Extracted material:
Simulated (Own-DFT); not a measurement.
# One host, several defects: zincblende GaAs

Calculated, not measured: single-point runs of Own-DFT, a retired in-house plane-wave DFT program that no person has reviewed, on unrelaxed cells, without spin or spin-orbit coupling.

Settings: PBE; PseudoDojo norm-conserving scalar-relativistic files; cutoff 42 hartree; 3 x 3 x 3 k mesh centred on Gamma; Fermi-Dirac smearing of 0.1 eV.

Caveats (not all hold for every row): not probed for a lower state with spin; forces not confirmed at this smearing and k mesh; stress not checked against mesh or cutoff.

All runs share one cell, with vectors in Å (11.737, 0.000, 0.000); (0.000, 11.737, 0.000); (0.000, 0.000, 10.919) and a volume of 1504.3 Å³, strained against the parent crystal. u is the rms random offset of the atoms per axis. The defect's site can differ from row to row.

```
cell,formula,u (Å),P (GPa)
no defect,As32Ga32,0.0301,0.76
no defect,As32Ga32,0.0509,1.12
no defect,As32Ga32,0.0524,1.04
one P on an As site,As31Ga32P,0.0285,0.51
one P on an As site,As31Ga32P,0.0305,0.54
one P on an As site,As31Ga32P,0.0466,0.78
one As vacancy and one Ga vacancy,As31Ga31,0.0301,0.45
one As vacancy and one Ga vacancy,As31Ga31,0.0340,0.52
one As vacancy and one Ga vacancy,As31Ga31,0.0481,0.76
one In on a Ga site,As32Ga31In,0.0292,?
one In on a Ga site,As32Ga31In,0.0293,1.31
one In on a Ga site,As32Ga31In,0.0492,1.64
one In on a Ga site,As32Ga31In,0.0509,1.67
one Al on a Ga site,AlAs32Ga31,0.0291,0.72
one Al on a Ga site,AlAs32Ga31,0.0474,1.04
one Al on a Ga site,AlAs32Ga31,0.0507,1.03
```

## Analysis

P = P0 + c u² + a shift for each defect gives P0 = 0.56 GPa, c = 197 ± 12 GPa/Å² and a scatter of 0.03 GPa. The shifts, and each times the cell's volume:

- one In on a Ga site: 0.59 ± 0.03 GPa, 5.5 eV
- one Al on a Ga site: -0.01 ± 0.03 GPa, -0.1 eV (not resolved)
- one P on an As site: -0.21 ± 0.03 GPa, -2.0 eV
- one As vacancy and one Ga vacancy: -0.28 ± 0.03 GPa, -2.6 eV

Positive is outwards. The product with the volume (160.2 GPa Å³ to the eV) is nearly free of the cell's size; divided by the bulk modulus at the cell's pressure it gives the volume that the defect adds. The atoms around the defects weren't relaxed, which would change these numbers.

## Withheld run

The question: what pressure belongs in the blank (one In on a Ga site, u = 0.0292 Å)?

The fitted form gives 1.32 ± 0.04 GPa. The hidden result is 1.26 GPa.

Work order:
Both the first line of the records above and the line containing "- one Al on" are to be transcribed exactly, together with every line between them, and nothing else.

Response area:
Simulated (Own-DFT); not a measurement.
# One host, several defects: zincblende GaAs

Calculated, not measured: single-point runs of Own-DFT, a retired in-house plane-wave DFT program that no person has reviewed, on unrelaxed cells, without spin or spin-orbit coupling.

Settings: PBE; PseudoDojo norm-conserving scalar-relativistic files; cutoff 42 hartree; 3 x 3 x 3 k mesh centred on Gamma; Fermi-Dirac smearing of 0.1 eV.

Caveats (not all hold for every row): not probed for a lower state with spin; forces not confirmed at this smearing and k mesh; stress not checked against mesh or cutoff.

All runs share one cell, with vectors in Å (11.737, 0.000, 0.000); (0.000, 11.737, 0.000); (0.000, 0.000, 10.919) and a volume of 1504.3 Å³, strained against the parent crystal. u is the rms random offset of the atoms per axis. The defect's site can differ from row to row.

```
cell,formula,u (Å),P (GPa)
no defect,As32Ga32,0.0301,0.76
no defect,As32Ga32,0.0509,1.12
no defect,As32Ga32,0.0524,1.04
one P on an As site,As31Ga32P,0.0285,0.51
one P on an As site,As31Ga32P,0.0305,0.54
one P on an As site,As31Ga32P,0.0466,0.78
one As vacancy and one Ga vacancy,As31Ga31,0.0301,0.45
one As vacancy and one Ga vacancy,As31Ga31,0.0340,0.52
one As vacancy and one Ga vacancy,As31Ga31,0.0481,0.76
one In on a Ga site,As32Ga31In,0.0292,?
one In on a Ga site,As32Ga31In,0.0293,1.31
one In on a Ga site,As32Ga31In,0.0492,1.64
one In on a Ga site,As32Ga31In,0.0509,1.67
one Al on a Ga site,AlAs32Ga31,0.0291,0.72
one Al on a Ga site,AlAs32Ga31,0.0474,1.04
one Al on a Ga site,AlAs32Ga31,0.0507,1.03
```

## Analysis

P = P0 + c u² + a shift for each defect gives P0 = 0.56 GPa, c = 197 ± 12 GPa/Å² and a scatter of 0.03 GPa. The shifts, and each times the cell's volume:

- one In on a Ga site: 0.59 ± 0.03 GPa, 5.5 eV
- one Al on a Ga site: -0.01 ± 0.03 GPa, -0.1 eV (not resolved)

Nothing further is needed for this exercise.